(Dataset entries)
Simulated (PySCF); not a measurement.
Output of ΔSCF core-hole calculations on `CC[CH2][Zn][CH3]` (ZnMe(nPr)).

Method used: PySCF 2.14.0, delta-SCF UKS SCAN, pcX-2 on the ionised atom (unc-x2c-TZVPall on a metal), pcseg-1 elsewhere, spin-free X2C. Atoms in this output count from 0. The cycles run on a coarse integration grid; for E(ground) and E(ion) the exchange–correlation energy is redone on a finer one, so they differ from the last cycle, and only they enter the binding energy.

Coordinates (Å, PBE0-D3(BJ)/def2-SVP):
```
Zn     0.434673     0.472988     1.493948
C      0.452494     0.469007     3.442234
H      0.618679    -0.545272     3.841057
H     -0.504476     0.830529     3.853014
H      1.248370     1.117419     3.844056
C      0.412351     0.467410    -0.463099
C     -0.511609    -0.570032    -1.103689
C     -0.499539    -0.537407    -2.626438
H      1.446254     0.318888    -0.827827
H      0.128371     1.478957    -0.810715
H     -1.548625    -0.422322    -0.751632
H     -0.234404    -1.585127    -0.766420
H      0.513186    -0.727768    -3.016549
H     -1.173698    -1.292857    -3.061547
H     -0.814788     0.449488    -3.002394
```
(End Dataset entries)

> [Brief] Begin with the top line of the material and go as far as the line with "Output of ΔSCF". Set down those lines exactly, both ends included, and nothing more.

> [Solution]
Simulated (PySCF); not a measurement.
Output of ΔSCF core-hole calculations on `CC[CH2][Zn][CH3]` (ZnMe(nPr)).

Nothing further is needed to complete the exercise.